# Information shown:
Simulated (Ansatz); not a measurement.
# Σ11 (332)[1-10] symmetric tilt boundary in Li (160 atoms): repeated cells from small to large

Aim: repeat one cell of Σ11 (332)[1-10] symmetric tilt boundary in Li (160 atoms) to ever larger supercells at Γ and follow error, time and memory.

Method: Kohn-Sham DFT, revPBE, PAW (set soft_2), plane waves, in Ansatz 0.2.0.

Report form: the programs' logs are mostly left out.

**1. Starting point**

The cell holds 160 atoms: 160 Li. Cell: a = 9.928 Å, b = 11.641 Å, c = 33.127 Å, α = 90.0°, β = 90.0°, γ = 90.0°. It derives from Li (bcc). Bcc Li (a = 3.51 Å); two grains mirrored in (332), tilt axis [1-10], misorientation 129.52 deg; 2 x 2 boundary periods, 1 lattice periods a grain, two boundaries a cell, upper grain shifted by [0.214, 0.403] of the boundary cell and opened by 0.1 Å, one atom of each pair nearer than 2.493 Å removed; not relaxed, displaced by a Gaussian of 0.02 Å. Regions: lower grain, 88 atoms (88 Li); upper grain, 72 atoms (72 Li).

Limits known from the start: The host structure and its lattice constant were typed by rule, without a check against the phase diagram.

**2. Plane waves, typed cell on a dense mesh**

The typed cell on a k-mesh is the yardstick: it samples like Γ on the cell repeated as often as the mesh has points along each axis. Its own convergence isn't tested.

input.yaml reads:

# Required action:
Out of the material above, output word for word the line with "Aim: repeat one", the line with "The typed cell", and all lines between them, with nothing else.

# Task output:
Aim: repeat one cell of Σ11 (332)[1-10] symmetric tilt boundary in Li (160 atoms) to ever larger supercells at Γ and follow error, time and memory.

Method: Kohn-Sham DFT, revPBE, PAW (set soft_2), plane waves, in Ansatz 0.2.0.

Report form: the programs' logs are mostly left out.

**1. Starting point**

The cell holds 160 atoms: 160 Li. Cell: a = 9.928 Å, b = 11.641 Å, c = 33.127 Å, α = 90.0°, β = 90.0°, γ = 90.0°. It derives from Li (bcc). Bcc Li (a = 3.51 Å); two grains mirrored in (332), tilt axis [1-10], misorientation 129.52 deg; 2 x 2 boundary periods, 1 lattice periods a grain, two boundaries a cell, upper grain shifted by [0.214, 0.403] of the boundary cell and opened by 0.1 Å, one atom of each pair nearer than 2.493 Å removed; not relaxed, displaced by a Gaussian of 0.02 Å. Regions: lower grain, 88 atoms (88 Li); upper grain, 72 atoms (72 Li).

Limits known from the start: The host structure and its lattice constant were typed by rule, without a check against the phase diagram.

**2. Plane waves, typed cell on a dense mesh**

The typed cell on a k-mesh is the yardstick: it samples like Γ on the cell repeated as often as the mesh has points along each axis. Its own convergence isn't tested.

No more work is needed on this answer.